→ **Work item**
Copy the records below verbatim, from the first line through the line containing "POTCAR, in this", inclusive, and output nothing else.

→ **Dataset**
· · · · ·

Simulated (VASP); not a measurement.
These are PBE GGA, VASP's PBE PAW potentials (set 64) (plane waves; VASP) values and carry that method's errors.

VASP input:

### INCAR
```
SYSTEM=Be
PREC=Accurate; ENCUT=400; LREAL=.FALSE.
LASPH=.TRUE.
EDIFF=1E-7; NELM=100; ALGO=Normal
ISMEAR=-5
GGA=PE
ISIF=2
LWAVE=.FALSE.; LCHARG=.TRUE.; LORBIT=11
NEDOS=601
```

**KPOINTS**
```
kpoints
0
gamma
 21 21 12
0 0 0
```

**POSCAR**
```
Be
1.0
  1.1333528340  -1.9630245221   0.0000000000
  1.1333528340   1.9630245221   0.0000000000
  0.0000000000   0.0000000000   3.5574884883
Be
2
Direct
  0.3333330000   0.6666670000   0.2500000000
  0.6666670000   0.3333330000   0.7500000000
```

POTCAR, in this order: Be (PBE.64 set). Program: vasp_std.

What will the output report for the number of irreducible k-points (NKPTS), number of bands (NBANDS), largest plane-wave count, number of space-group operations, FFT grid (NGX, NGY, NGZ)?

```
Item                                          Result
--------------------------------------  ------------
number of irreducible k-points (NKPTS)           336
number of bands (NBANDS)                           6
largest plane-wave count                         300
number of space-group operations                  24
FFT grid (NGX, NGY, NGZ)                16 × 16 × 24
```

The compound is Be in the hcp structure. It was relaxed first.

· · · · ·

→ **Expected answer**
Simulated (VASP); not a measurement.
These are PBE GGA, VASP's PBE PAW potentials (set 64) (plane waves; VASP) values and carry that method's errors.

VASP input:

### INCAR
```
SYSTEM=Be
PREC=Accurate; ENCUT=400; LREAL=.FALSE.
LASPH=.TRUE.
EDIFF=1E-7; NELM=100; ALGO=Normal
ISMEAR=-5
GGA=PE
ISIF=2
LWAVE=.FALSE.; LCHARG=.TRUE.; LORBIT=11
NEDOS=601
```

**KPOINTS**
```
kpoints
0
gamma
 21 21 12
0 0 0
```

**POSCAR**
```
Be
1.0
  1.1333528340  -1.9630245221   0.0000000000
  1.1333528340   1.9630245221   0.0000000000
  0.0000000000   0.0000000000   3.5574884883
Be
2
Direct
  0.3333330000   0.6666670000   0.2500000000
  0.6666670000   0.3333330000   0.7500000000
```

POTCAR, in this order: Be (PBE.64 set). Program: vasp_std.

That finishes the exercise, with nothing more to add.